*Assigned task*
Give back exactly the lines of the entries below from the line with "Reactor: wafer stack, low pressure." to the line with "step coverage = 0.9964", inclusive, and only those.

*Record set*
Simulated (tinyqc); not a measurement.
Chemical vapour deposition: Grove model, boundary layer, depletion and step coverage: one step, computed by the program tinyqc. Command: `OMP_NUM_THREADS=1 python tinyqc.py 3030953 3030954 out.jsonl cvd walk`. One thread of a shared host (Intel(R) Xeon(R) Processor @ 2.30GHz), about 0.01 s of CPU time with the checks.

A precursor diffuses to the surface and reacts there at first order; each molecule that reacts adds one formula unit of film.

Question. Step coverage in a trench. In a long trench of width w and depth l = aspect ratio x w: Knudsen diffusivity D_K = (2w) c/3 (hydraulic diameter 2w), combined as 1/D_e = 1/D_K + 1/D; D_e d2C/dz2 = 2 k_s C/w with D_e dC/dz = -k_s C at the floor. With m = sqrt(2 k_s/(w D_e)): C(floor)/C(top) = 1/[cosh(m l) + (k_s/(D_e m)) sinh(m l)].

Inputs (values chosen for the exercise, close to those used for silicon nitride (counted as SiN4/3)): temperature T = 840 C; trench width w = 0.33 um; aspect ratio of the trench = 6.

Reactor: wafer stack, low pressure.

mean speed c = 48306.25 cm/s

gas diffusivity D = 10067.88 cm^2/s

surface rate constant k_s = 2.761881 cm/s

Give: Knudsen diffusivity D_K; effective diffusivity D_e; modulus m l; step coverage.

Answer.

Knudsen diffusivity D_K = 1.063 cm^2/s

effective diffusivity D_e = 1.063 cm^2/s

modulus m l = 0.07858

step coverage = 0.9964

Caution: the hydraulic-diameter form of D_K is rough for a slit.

*Problem solution*
Reactor: wafer stack, low pressure.

mean speed c = 48306.25 cm/s

gas diffusivity D = 10067.88 cm^2/s

surface rate constant k_s = 2.761881 cm/s

Give: Knudsen diffusivity D_K; effective diffusivity D_e; modulus m l; step coverage.

Answer.

Knudsen diffusivity D_K = 1.063 cm^2/s

effective diffusivity D_e = 1.063 cm^2/s

modulus m l = 0.07858

step coverage = 0.9964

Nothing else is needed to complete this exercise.